Data extract.
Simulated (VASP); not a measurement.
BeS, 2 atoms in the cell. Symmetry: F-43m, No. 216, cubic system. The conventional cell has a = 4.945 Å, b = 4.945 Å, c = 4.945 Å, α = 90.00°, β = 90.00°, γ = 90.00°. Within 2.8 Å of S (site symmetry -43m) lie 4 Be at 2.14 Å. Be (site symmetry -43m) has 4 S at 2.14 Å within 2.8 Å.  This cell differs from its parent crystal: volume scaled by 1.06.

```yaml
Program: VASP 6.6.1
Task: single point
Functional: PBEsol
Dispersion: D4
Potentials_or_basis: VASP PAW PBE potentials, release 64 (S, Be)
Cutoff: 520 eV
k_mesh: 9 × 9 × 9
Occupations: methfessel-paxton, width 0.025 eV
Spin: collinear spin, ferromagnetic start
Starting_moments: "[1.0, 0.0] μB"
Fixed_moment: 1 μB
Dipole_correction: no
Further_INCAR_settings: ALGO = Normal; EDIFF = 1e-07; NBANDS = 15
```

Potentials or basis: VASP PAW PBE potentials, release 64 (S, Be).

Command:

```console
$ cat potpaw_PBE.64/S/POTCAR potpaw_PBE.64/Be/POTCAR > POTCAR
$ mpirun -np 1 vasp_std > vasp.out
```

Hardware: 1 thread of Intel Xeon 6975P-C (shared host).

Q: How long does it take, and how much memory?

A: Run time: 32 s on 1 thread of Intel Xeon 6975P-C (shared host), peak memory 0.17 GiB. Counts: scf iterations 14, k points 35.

Brief. Set down each line exactly as it appears in the data.

Written reply.
Simulated (VASP); not a measurement.
BeS, 2 atoms in the cell. Symmetry: F-43m, No. 216, cubic system. The conventional cell has a = 4.945 Å, b = 4.945 Å, c = 4.945 Å, α = 90.00°, β = 90.00°, γ = 90.00°. Within 2.8 Å of S (site symmetry -43m) lie 4 Be at 2.14 Å. Be (site symmetry -43m) has 4 S at 2.14 Å within 2.8 Å.  This cell differs from its parent crystal: volume scaled by 1.06.

```yaml
Program: VASP 6.6.1
Task: single point
Functional: PBEsol
Dispersion: D4
Potentials_or_basis: VASP PAW PBE potentials, release 64 (S, Be)
Cutoff: 520 eV
k_mesh: 9 × 9 × 9
Occupations: methfessel-paxton, width 0.025 eV
Spin: collinear spin, ferromagnetic start
Starting_moments: "[1.0, 0.0] μB"
Fixed_moment: 1 μB
Dipole_correction: no
Further_INCAR_settings: ALGO = Normal; EDIFF = 1e-07; NBANDS = 15
```

Potentials or basis: VASP PAW PBE potentials, release 64 (S, Be).

Command:

```console
$ cat potpaw_PBE.64/S/POTCAR potpaw_PBE.64/Be/POTCAR > POTCAR
$ mpirun -np 1 vasp_std > vasp.out
```

Hardware: 1 thread of Intel Xeon 6975P-C (shared host).

Q: How long does it take, and how much memory?

A: Run time: 32 s on 1 thread of Intel Xeon 6975P-C (shared host), peak memory 0.17 GiB. Counts: scf iterations 14, k points 35.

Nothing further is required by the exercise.